> Work item
Starting at the first line of the listing below and ending at the line with "-0.087 | 2.4 |", copy each line exactly.

══ Data provided

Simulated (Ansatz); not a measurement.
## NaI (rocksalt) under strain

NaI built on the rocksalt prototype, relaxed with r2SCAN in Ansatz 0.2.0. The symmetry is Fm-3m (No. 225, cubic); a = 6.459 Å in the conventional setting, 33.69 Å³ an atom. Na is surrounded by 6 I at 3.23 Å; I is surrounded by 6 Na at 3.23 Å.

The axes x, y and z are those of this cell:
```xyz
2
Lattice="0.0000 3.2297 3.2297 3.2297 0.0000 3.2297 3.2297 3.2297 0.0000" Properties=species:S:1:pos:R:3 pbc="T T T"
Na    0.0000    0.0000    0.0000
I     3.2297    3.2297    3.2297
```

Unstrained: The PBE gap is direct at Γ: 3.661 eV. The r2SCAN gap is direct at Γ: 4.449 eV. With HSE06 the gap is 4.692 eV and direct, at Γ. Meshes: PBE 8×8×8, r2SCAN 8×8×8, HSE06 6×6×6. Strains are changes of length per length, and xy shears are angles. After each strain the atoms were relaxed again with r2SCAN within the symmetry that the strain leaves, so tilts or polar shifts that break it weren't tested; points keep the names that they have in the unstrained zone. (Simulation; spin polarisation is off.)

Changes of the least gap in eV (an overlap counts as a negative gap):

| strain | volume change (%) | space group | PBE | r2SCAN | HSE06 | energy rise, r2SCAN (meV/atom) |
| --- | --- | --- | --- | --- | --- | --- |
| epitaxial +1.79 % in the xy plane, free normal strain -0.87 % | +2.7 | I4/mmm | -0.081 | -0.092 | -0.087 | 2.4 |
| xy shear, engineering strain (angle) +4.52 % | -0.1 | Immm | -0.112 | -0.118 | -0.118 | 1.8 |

════

> Task response
Simulated (Ansatz); not a measurement.
## NaI (rocksalt) under strain

NaI built on the rocksalt prototype, relaxed with r2SCAN in Ansatz 0.2.0. The symmetry is Fm-3m (No. 225, cubic); a = 6.459 Å in the conventional setting, 33.69 Å³ an atom. Na is surrounded by 6 I at 3.23 Å; I is surrounded by 6 Na at 3.23 Å.

The axes x, y and z are those of this cell:
```xyz
2
Lattice="0.0000 3.2297 3.2297 3.2297 0.0000 3.2297 3.2297 3.2297 0.0000" Properties=species:S:1:pos:R:3 pbc="T T T"
Na    0.0000    0.0000    0.0000
I     3.2297    3.2297    3.2297
```

Unstrained: The PBE gap is direct at Γ: 3.661 eV. The r2SCAN gap is direct at Γ: 4.449 eV. With HSE06 the gap is 4.692 eV and direct, at Γ. Meshes: PBE 8×8×8, r2SCAN 8×8×8, HSE06 6×6×6. Strains are changes of length per length, and xy shears are angles. After each strain the atoms were relaxed again with r2SCAN within the symmetry that the strain leaves, so tilts or polar shifts that break it weren't tested; points keep the names that they have in the unstrained zone. (Simulation; spin polarisation is off.)

Changes of the least gap in eV (an overlap counts as a negative gap):

| strain | volume change (%) | space group | PBE | r2SCAN | HSE06 | energy rise, r2SCAN (meV/atom) |
| --- | --- | --- | --- | --- | --- | --- |
| epitaxial +1.79 % in the xy plane, free normal strain -0.87 % | +2.7 | I4/mmm | -0.081 | -0.092 | -0.087 | 2.4 |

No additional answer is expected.